> Activity
Look below for the line containing "- P (PH3), one P-H bond length: 1.4167 Å (b)" and the line containing "- Cl (HCl), one"; repeat exactly those two lines and all lines between them, and nothing else.

──────── Stored data ────────
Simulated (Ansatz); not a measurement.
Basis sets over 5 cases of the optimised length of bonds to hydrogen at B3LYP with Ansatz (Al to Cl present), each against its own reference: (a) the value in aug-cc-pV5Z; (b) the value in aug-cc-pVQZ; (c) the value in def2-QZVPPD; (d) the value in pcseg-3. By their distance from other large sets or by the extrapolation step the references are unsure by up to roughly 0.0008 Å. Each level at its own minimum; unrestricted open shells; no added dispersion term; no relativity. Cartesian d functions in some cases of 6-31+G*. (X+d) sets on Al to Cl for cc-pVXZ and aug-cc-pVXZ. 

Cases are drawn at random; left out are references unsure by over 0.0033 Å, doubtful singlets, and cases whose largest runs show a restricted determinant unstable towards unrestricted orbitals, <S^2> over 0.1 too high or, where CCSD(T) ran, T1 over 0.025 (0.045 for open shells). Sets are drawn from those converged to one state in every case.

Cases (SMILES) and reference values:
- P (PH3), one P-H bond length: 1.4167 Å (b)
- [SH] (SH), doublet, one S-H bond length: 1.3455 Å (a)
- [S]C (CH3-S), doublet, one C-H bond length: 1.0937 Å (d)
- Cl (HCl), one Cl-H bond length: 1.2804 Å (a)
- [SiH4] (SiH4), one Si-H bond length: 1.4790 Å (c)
────────

> Exercise answer
- P (PH3), one P-H bond length: 1.4167 Å (b)
- [SH] (SH), doublet, one S-H bond length: 1.3455 Å (a)
- [S]C (CH3-S), doublet, one C-H bond length: 1.0937 Å (d)
- Cl (HCl), one Cl-H bond length: 1.2804 Å (a)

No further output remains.